Work task – Go through the entries below from the first line and output each one exactly, up to and including the line with "443 | 0.2727 |".

Extracted information –
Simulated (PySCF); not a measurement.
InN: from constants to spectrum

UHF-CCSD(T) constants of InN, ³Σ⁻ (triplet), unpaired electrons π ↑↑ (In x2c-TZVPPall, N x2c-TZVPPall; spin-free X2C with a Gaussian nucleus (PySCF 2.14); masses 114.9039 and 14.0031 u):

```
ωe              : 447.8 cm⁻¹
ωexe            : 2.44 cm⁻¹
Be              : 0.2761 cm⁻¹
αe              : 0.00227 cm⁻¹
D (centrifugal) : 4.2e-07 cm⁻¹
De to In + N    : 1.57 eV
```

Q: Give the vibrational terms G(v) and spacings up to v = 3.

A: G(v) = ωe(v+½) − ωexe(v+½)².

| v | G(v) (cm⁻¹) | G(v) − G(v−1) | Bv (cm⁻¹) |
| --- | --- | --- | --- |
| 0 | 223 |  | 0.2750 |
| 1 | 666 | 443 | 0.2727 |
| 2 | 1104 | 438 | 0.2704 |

Exercise output –
Simulated (PySCF); not a measurement.
InN: from constants to spectrum

UHF-CCSD(T) constants of InN, ³Σ⁻ (triplet), unpaired electrons π ↑↑ (In x2c-TZVPPall, N x2c-TZVPPall; spin-free X2C with a Gaussian nucleus (PySCF 2.14); masses 114.9039 and 14.0031 u):

```
ωe              : 447.8 cm⁻¹
ωexe            : 2.44 cm⁻¹
Be              : 0.2761 cm⁻¹
αe              : 0.00227 cm⁻¹
D (centrifugal) : 4.2e-07 cm⁻¹
De to In + N    : 1.57 eV
```

Q: Give the vibrational terms G(v) and spacings up to v = 3.

A: G(v) = ωe(v+½) − ωexe(v+½)².

| v | G(v) (cm⁻¹) | G(v) − G(v−1) | Bv (cm⁻¹) |
| --- | --- | --- | --- |
| 0 | 223 |  | 0.2750 |
| 1 | 666 | 443 | 0.2727 |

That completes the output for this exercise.